__The data__.
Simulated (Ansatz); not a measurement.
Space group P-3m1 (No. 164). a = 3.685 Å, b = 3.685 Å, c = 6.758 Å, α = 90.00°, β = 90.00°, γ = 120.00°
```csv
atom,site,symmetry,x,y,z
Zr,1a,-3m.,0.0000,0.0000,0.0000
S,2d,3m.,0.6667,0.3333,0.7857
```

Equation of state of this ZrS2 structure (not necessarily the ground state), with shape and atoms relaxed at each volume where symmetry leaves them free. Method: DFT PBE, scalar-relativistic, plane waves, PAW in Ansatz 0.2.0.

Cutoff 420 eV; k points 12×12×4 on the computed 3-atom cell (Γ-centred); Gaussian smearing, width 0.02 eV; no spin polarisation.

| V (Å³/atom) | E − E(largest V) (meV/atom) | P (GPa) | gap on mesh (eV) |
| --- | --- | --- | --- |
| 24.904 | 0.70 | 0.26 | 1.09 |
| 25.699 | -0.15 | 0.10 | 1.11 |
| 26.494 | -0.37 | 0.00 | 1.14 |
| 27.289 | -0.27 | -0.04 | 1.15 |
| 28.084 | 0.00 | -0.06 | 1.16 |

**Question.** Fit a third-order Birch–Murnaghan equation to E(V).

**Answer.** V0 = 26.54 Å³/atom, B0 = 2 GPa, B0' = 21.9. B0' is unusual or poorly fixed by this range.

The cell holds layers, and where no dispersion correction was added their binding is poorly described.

__Assignment__. Working from the records above, write out verbatim only the lines from the line containing "Equation of state" through the line containing "by this range.".

__Written solution__.
Equation of state of this ZrS2 structure (not necessarily the ground state), with shape and atoms relaxed at each volume where symmetry leaves them free. Method: DFT PBE, scalar-relativistic, plane waves, PAW in Ansatz 0.2.0.

Cutoff 420 eV; k points 12×12×4 on the computed 3-atom cell (Γ-centred); Gaussian smearing, width 0.02 eV; no spin polarisation.

| V (Å³/atom) | E − E(largest V) (meV/atom) | P (GPa) | gap on mesh (eV) |
| --- | --- | --- | --- |
| 24.904 | 0.70 | 0.26 | 1.09 |
| 25.699 | -0.15 | 0.10 | 1.11 |
| 26.494 | -0.37 | 0.00 | 1.14 |
| 27.289 | -0.27 | -0.04 | 1.15 |
| 28.084 | 0.00 | -0.06 | 1.16 |

**Question.** Fit a third-order Birch–Murnaghan equation to E(V).

**Answer.** V0 = 26.54 Å³/atom, B0 = 2 GPa, B0' = 21.9. B0' is unusual or poorly fixed by this range.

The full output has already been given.